**** DATASET EXTRACT ****

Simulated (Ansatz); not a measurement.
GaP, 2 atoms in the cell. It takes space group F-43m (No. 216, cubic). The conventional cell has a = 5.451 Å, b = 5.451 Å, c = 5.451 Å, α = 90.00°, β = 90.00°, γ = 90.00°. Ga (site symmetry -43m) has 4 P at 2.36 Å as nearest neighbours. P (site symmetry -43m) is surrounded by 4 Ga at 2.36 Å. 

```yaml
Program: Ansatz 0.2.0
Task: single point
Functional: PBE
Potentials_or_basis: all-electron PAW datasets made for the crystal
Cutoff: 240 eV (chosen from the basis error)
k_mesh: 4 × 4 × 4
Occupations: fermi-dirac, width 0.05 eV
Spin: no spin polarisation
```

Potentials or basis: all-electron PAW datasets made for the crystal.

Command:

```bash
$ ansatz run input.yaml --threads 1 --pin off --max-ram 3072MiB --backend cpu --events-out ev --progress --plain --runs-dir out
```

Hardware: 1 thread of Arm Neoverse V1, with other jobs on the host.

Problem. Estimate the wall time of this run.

****

- BRIEF -
From the first line to the last, please quote the material above exactly.

- TASK ANSWER -
Simulated (Ansatz); not a measurement.
GaP, 2 atoms in the cell. It takes space group F-43m (No. 216, cubic). The conventional cell has a = 5.451 Å, b = 5.451 Å, c = 5.451 Å, α = 90.00°, β = 90.00°, γ = 90.00°. Ga (site symmetry -43m) has 4 P at 2.36 Å as nearest neighbours. P (site symmetry -43m) is surrounded by 4 Ga at 2.36 Å. 

```yaml
Program: Ansatz 0.2.0
Task: single point
Functional: PBE
Potentials_or_basis: all-electron PAW datasets made for the crystal
Cutoff: 240 eV (chosen from the basis error)
k_mesh: 4 × 4 × 4
Occupations: fermi-dirac, width 0.05 eV
Spin: no spin polarisation
```

Potentials or basis: all-electron PAW datasets made for the crystal.

Command:

```bash
$ ansatz run input.yaml --threads 1 --pin off --max-ram 3072MiB --backend cpu --events-out ev --progress --plain --runs-dir out
```

Hardware: 1 thread of Arm Neoverse V1, with other jobs on the host.

Problem. Estimate the wall time of this run.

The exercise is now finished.